===============

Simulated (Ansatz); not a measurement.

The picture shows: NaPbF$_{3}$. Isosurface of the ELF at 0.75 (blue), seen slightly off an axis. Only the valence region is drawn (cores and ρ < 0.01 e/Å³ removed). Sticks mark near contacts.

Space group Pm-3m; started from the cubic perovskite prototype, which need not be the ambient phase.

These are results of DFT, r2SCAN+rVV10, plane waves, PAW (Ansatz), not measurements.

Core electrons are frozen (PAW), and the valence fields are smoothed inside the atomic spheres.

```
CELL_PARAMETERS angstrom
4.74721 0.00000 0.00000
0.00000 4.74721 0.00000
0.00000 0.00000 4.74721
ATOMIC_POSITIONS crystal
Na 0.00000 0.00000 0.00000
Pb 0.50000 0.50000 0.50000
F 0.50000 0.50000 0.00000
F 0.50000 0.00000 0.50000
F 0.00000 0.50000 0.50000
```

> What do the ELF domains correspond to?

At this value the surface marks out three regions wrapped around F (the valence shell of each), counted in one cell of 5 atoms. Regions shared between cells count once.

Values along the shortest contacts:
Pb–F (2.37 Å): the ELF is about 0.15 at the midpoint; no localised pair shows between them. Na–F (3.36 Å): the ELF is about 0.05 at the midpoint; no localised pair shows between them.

===============

Work order: The entries shown above should be duplicated exactly.

Response:
Simulated (Ansatz); not a measurement.

The picture shows: NaPbF$_{3}$. Isosurface of the ELF at 0.75 (blue), seen slightly off an axis. Only the valence region is drawn (cores and ρ < 0.01 e/Å³ removed). Sticks mark near contacts.

Space group Pm-3m; started from the cubic perovskite prototype, which need not be the ambient phase.

These are results of DFT, r2SCAN+rVV10, plane waves, PAW (Ansatz), not measurements.

Core electrons are frozen (PAW), and the valence fields are smoothed inside the atomic spheres.

```
CELL_PARAMETERS angstrom
4.74721 0.00000 0.00000
0.00000 4.74721 0.00000
0.00000 0.00000 4.74721
ATOMIC_POSITIONS crystal
Na 0.00000 0.00000 0.00000
Pb 0.50000 0.50000 0.50000
F 0.50000 0.50000 0.00000
F 0.50000 0.00000 0.50000
F 0.00000 0.50000 0.50000
```

> What do the ELF domains correspond to?

At this value the surface marks out three regions wrapped around F (the valence shell of each), counted in one cell of 5 atoms. Regions shared between cells count once.

Values along the shortest contacts:
Pb–F (2.37 Å): the ELF is about 0.15 at the midpoint; no localised pair shows between them. Na–F (3.36 Å): the ELF is about 0.05 at the midpoint; no localised pair shows between them.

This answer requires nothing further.